> **Work request**: Please repeat the data shown below, word for word.

> **Data extract**:
┄┄┄┄┄┄┄┄┄┄
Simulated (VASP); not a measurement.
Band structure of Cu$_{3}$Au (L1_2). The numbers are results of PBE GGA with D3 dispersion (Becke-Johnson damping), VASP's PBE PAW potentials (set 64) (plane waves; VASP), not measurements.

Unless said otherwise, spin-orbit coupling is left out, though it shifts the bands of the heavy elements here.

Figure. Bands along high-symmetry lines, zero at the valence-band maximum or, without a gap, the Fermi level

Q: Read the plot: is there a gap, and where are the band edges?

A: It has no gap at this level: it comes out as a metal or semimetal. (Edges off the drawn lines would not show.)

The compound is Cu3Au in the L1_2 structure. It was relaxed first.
┄┄┄┄┄┄┄┄┄┄

> **Task response**:
Simulated (VASP); not a measurement.
Band structure of Cu$_{3}$Au (L1_2). The numbers are results of PBE GGA with D3 dispersion (Becke-Johnson damping), VASP's PBE PAW potentials (set 64) (plane waves; VASP), not measurements.

Unless said otherwise, spin-orbit coupling is left out, though it shifts the bands of the heavy elements here.

Figure. Bands along high-symmetry lines, zero at the valence-band maximum or, without a gap, the Fermi level

Q: Read the plot: is there a gap, and where are the band edges?

A: It has no gap at this level: it comes out as a metal or semimetal. (Edges off the drawn lines would not show.)

The compound is Cu3Au in the L1_2 structure. It was relaxed first.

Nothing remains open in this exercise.